## [REQUIREMENT]
Copy the data that follows, exactly and completely.

## [EXTRACTED INFORMATION]
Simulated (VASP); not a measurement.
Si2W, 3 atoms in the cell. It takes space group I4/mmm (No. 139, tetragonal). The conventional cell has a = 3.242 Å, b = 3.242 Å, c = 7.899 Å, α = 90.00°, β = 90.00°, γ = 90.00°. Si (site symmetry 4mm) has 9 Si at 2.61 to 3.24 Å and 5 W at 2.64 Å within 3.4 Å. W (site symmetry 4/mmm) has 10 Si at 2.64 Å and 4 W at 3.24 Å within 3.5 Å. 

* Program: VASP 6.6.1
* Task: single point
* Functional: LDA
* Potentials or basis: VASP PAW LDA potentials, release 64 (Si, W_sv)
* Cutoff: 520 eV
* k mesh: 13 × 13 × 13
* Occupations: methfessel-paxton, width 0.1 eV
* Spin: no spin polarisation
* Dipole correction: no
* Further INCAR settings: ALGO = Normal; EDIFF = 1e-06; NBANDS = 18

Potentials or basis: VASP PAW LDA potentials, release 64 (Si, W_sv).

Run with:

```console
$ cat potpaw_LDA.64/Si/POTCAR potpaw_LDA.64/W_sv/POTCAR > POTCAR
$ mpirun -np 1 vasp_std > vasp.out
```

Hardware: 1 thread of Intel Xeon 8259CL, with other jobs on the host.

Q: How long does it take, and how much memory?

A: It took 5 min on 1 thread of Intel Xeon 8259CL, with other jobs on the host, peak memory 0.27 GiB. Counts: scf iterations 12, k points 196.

## [EXPECTED ANSWER]
Simulated (VASP); not a measurement.
Si2W, 3 atoms in the cell. It takes space group I4/mmm (No. 139, tetragonal). The conventional cell has a = 3.242 Å, b = 3.242 Å, c = 7.899 Å, α = 90.00°, β = 90.00°, γ = 90.00°. Si (site symmetry 4mm) has 9 Si at 2.61 to 3.24 Å and 5 W at 2.64 Å within 3.4 Å. W (site symmetry 4/mmm) has 10 Si at 2.64 Å and 4 W at 3.24 Å within 3.5 Å. 

* Program: VASP 6.6.1
* Task: single point
* Functional: LDA
* Potentials or basis: VASP PAW LDA potentials, release 64 (Si, W_sv)
* Cutoff: 520 eV
* k mesh: 13 × 13 × 13
* Occupations: methfessel-paxton, width 0.1 eV
* Spin: no spin polarisation
* Dipole correction: no
* Further INCAR settings: ALGO = Normal; EDIFF = 1e-06; NBANDS = 18

Potentials or basis: VASP PAW LDA potentials, release 64 (Si, W_sv).

Run with:

```console
$ cat potpaw_LDA.64/Si/POTCAR potpaw_LDA.64/W_sv/POTCAR > POTCAR
$ mpirun -np 1 vasp_std > vasp.out
```

Hardware: 1 thread of Intel Xeon 8259CL, with other jobs on the host.

Q: How long does it take, and how much memory?

A: It took 5 min on 1 thread of Intel Xeon 8259CL, with other jobs on the host, peak memory 0.27 GiB. Counts: scf iterations 12, k points 196.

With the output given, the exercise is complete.